• [ACTIVITY]:
What is needed is an exact copy of all the records below.

»»

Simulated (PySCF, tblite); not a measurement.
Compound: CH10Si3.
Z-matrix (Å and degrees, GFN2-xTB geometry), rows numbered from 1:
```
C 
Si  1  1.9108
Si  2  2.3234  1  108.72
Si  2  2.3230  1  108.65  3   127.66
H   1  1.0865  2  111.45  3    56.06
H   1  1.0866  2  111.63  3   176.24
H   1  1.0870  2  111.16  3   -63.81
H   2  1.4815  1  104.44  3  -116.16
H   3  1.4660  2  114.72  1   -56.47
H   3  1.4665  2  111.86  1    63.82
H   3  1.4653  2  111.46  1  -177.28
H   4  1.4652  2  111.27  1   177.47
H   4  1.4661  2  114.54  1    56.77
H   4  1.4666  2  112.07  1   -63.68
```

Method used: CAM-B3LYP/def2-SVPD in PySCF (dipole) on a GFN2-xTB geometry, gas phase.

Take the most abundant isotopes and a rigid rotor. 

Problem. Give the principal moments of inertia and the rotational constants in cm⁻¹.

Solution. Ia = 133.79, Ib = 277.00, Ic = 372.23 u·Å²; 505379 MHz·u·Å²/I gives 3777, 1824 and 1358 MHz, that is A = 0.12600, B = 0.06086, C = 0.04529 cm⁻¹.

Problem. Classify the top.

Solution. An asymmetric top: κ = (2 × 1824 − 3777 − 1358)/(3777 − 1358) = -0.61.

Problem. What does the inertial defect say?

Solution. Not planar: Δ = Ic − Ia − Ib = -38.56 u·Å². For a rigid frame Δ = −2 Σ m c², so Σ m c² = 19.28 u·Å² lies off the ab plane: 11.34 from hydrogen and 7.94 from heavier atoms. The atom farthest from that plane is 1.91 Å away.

««

• [EXERCISE RESULT]:
Simulated (PySCF, tblite); not a measurement.
Compound: CH10Si3.
Z-matrix (Å and degrees, GFN2-xTB geometry), rows numbered from 1:
```
C 
Si  1  1.9108
Si  2  2.3234  1  108.72
Si  2  2.3230  1  108.65  3   127.66
H   1  1.0865  2  111.45  3    56.06
H   1  1.0866  2  111.63  3   176.24
H   1  1.0870  2  111.16  3   -63.81
H   2  1.4815  1  104.44  3  -116.16
H   3  1.4660  2  114.72  1   -56.47
H   3  1.4665  2  111.86  1    63.82
H   3  1.4653  2  111.46  1  -177.28
H   4  1.4652  2  111.27  1   177.47
H   4  1.4661  2  114.54  1    56.77
H   4  1.4666  2  112.07  1   -63.68
```

Method used: CAM-B3LYP/def2-SVPD in PySCF (dipole) on a GFN2-xTB geometry, gas phase.

Take the most abundant isotopes and a rigid rotor. 

Problem. Give the principal moments of inertia and the rotational constants in cm⁻¹.

Solution. Ia = 133.79, Ib = 277.00, Ic = 372.23 u·Å²; 505379 MHz·u·Å²/I gives 3777, 1824 and 1358 MHz, that is A = 0.12600, B = 0.06086, C = 0.04529 cm⁻¹.

Problem. Classify the top.

Solution. An asymmetric top: κ = (2 × 1824 − 3777 − 1358)/(3777 − 1358) = -0.61.

Problem. What does the inertial defect say?

Solution. Not planar: Δ = Ic − Ia − Ib = -38.56 u·Å². For a rigid frame Δ = −2 Σ m c², so Σ m c² = 19.28 u·Å² lies off the ab plane: 11.34 from hydrogen and 7.94 from heavier atoms. The atom farthest from that plane is 1.91 Å away.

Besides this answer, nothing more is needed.